···
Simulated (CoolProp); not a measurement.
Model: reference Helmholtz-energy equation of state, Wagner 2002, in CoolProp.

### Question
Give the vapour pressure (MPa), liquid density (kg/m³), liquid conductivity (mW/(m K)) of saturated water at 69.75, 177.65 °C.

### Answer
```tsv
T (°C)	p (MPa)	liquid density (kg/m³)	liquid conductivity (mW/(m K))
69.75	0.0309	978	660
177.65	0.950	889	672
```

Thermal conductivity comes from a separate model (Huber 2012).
···

Your reply must repeat the entries above exactly and in full.

Task answer
Simulated (CoolProp); not a measurement.
Model: reference Helmholtz-energy equation of state, Wagner 2002, in CoolProp.

### Question
Give the vapour pressure (MPa), liquid density (kg/m³), liquid conductivity (mW/(m K)) of saturated water at 69.75, 177.65 °C.

### Answer
```tsv
T (°C)	p (MPa)	liquid density (kg/m³)	liquid conductivity (mW/(m K))
69.75	0.0309	978	660
177.65	0.950	889	672
```

Thermal conductivity comes from a separate model (Huber 2012).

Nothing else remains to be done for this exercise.